> Task item
Here is a block of entries. Write out its lines exactly, from the first through the one containing "Caveats: some runs".

_ _ _ _ _

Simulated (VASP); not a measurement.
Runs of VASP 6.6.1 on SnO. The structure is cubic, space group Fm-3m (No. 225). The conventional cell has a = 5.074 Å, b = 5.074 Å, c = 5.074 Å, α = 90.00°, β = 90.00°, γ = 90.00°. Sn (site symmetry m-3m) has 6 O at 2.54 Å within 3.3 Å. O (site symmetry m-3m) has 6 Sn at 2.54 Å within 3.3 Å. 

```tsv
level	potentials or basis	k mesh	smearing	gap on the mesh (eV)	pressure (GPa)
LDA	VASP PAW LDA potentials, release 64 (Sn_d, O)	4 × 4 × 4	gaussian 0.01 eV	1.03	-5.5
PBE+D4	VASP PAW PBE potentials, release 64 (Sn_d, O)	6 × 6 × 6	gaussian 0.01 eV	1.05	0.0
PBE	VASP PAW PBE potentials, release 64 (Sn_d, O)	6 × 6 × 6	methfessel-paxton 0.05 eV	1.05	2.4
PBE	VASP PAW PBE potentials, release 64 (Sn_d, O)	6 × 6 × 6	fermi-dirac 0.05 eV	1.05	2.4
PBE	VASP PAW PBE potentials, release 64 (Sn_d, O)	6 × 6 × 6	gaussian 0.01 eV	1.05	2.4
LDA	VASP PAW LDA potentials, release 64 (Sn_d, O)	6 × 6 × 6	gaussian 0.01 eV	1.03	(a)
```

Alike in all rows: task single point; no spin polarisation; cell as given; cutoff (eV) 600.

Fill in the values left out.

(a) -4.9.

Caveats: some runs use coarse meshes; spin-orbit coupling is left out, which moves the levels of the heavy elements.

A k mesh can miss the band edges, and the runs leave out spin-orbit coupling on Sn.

_ _ _ _ _

> Answer area
Simulated (VASP); not a measurement.
Runs of VASP 6.6.1 on SnO. The structure is cubic, space group Fm-3m (No. 225). The conventional cell has a = 5.074 Å, b = 5.074 Å, c = 5.074 Å, α = 90.00°, β = 90.00°, γ = 90.00°. Sn (site symmetry m-3m) has 6 O at 2.54 Å within 3.3 Å. O (site symmetry m-3m) has 6 Sn at 2.54 Å within 3.3 Å. 

```tsv
level	potentials or basis	k mesh	smearing	gap on the mesh (eV)	pressure (GPa)
LDA	VASP PAW LDA potentials, release 64 (Sn_d, O)	4 × 4 × 4	gaussian 0.01 eV	1.03	-5.5
PBE+D4	VASP PAW PBE potentials, release 64 (Sn_d, O)	6 × 6 × 6	gaussian 0.01 eV	1.05	0.0
PBE	VASP PAW PBE potentials, release 64 (Sn_d, O)	6 × 6 × 6	methfessel-paxton 0.05 eV	1.05	2.4
PBE	VASP PAW PBE potentials, release 64 (Sn_d, O)	6 × 6 × 6	fermi-dirac 0.05 eV	1.05	2.4
PBE	VASP PAW PBE potentials, release 64 (Sn_d, O)	6 × 6 × 6	gaussian 0.01 eV	1.05	2.4
LDA	VASP PAW LDA potentials, release 64 (Sn_d, O)	6 × 6 × 6	gaussian 0.01 eV	1.03	(a)
```

Alike in all rows: task single point; no spin polarisation; cell as given; cutoff (eV) 600.

Fill in the values left out.

(a) -4.9.

Caveats: some runs use coarse meshes; spin-orbit coupling is left out, which moves the levels of the heavy elements.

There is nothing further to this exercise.